* _EXTRACTED RECORDS_:
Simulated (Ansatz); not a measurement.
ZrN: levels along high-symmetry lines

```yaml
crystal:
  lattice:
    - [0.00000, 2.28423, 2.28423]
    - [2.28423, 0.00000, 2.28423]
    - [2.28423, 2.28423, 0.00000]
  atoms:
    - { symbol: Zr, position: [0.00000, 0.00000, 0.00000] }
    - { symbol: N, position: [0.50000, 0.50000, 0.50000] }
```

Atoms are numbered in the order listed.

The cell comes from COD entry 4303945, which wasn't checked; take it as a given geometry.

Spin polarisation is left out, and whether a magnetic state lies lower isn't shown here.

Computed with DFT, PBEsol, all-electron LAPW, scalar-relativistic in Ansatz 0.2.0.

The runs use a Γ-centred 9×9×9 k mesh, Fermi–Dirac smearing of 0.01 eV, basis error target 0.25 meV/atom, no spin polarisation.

* _REQUIRED ACTION_:
Look above and repeat, character for character, the lines from the first one to the line with "Atoms are numbered in the order listed.", counting both.

* _RESULT_:
Simulated (Ansatz); not a measurement.
ZrN: levels along high-symmetry lines

```yaml
crystal:
  lattice:
    - [0.00000, 2.28423, 2.28423]
    - [2.28423, 0.00000, 2.28423]
    - [2.28423, 2.28423, 0.00000]
  atoms:
    - { symbol: Zr, position: [0.00000, 0.00000, 0.00000] }
    - { symbol: N, position: [0.50000, 0.50000, 0.50000] }
```

Atoms are numbered in the order listed.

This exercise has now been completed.